Using the records that appear below, write out exactly the lines from the one with "## BaZrO3 (Pm-3m): modes" through the one with "## Step 1: The starting structure", keeping both end lines.

-- -- --

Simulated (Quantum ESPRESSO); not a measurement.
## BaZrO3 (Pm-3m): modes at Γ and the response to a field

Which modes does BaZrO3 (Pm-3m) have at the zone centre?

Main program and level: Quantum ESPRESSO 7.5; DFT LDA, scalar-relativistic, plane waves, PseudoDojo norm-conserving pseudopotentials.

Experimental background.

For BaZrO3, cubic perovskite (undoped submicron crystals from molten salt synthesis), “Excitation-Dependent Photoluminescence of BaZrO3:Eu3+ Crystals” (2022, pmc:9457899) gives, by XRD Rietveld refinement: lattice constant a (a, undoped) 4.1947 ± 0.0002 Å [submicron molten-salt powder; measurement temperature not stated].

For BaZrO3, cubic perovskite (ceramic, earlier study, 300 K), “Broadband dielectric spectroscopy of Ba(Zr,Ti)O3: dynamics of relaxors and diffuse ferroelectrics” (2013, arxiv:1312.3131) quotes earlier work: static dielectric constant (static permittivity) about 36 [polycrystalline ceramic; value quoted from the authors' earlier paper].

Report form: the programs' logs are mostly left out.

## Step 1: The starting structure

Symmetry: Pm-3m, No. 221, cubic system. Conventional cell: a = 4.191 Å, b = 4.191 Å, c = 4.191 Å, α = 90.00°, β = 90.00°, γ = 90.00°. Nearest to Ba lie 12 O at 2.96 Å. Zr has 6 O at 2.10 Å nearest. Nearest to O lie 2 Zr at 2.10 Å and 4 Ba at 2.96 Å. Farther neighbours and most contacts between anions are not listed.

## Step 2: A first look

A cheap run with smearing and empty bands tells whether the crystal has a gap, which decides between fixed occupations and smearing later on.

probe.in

-- -- --

ANSWER BOX —
## BaZrO3 (Pm-3m): modes at Γ and the response to a field

Which modes does BaZrO3 (Pm-3m) have at the zone centre?

Main program and level: Quantum ESPRESSO 7.5; DFT LDA, scalar-relativistic, plane waves, PseudoDojo norm-conserving pseudopotentials.

Experimental background.

For BaZrO3, cubic perovskite (undoped submicron crystals from molten salt synthesis), “Excitation-Dependent Photoluminescence of BaZrO3:Eu3+ Crystals” (2022, pmc:9457899) gives, by XRD Rietveld refinement: lattice constant a (a, undoped) 4.1947 ± 0.0002 Å [submicron molten-salt powder; measurement temperature not stated].

For BaZrO3, cubic perovskite (ceramic, earlier study, 300 K), “Broadband dielectric spectroscopy of Ba(Zr,Ti)O3: dynamics of relaxors and diffuse ferroelectrics” (2013, arxiv:1312.3131) quotes earlier work: static dielectric constant (static permittivity) about 36 [polycrystalline ceramic; value quoted from the authors' earlier paper].

Report form: the programs' logs are mostly left out.

## Step 1: The starting structure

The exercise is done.